# [Exercise]
Set down the material in full. Keep every line exactly as it is.

# [Data provided]
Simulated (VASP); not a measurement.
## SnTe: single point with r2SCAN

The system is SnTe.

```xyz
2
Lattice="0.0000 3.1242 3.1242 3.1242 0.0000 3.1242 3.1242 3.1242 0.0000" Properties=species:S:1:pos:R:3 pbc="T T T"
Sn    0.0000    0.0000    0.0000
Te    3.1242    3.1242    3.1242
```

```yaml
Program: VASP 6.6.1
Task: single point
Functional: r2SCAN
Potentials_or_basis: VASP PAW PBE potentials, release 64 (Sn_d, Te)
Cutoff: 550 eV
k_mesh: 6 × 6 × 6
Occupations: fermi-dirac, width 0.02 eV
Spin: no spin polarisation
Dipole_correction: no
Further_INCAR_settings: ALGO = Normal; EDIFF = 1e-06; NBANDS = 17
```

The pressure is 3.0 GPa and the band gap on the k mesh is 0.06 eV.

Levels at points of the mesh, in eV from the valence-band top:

# [Exercise output]
Simulated (VASP); not a measurement.
## SnTe: single point with r2SCAN

The system is SnTe.

```xyz
2
Lattice="0.0000 3.1242 3.1242 3.1242 0.0000 3.1242 3.1242 3.1242 0.0000" Properties=species:S:1:pos:R:3 pbc="T T T"
Sn    0.0000    0.0000    0.0000
Te    3.1242    3.1242    3.1242
```

```yaml
Program: VASP 6.6.1
Task: single point
Functional: r2SCAN
Potentials_or_basis: VASP PAW PBE potentials, release 64 (Sn_d, Te)
Cutoff: 550 eV
k_mesh: 6 × 6 × 6
Occupations: fermi-dirac, width 0.02 eV
Spin: no spin polarisation
Dipole_correction: no
Further_INCAR_settings: ALGO = Normal; EDIFF = 1e-06; NBANDS = 17
```

The pressure is 3.0 GPa and the band gap on the k mesh is 0.06 eV.

Levels at points of the mesh, in eV from the valence-band top:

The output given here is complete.